| WORK TASK |
For this exercise, print the records below verbatim.

BEGIN INFORMATION SHOWN

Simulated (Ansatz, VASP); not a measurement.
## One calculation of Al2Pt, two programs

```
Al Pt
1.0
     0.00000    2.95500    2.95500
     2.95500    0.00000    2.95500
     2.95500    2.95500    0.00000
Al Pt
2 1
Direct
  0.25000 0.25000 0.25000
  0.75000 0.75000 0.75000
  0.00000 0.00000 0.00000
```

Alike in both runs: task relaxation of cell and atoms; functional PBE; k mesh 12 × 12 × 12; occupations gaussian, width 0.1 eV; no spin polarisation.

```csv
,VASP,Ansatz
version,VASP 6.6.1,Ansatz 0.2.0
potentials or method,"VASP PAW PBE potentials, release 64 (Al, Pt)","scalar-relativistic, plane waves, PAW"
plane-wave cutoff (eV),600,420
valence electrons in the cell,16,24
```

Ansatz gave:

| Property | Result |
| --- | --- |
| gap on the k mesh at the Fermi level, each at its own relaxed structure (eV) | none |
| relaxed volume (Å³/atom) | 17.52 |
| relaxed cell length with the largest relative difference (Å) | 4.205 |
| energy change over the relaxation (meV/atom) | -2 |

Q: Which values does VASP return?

END INFORMATION SHOWN

| RESULT |
Simulated (Ansatz, VASP); not a measurement.
## One calculation of Al2Pt, two programs

```
Al Pt
1.0
     0.00000    2.95500    2.95500
     2.95500    0.00000    2.95500
     2.95500    2.95500    0.00000
Al Pt
2 1
Direct
  0.25000 0.25000 0.25000
  0.75000 0.75000 0.75000
  0.00000 0.00000 0.00000
```

Alike in both runs: task relaxation of cell and atoms; functional PBE; k mesh 12 × 12 × 12; occupations gaussian, width 0.1 eV; no spin polarisation.

```csv
,VASP,Ansatz
version,VASP 6.6.1,Ansatz 0.2.0
potentials or method,"VASP PAW PBE potentials, release 64 (Al, Pt)","scalar-relativistic, plane waves, PAW"
plane-wave cutoff (eV),600,420
valence electrons in the cell,16,24
```

Ansatz gave:

| Property | Result |
| --- | --- |
| gap on the k mesh at the Fermi level, each at its own relaxed structure (eV) | none |
| relaxed volume (Å³/atom) | 17.52 |
| relaxed cell length with the largest relative difference (Å) | 4.205 |
| energy change over the relaxation (meV/atom) | -2 |

Q: Which values does VASP return?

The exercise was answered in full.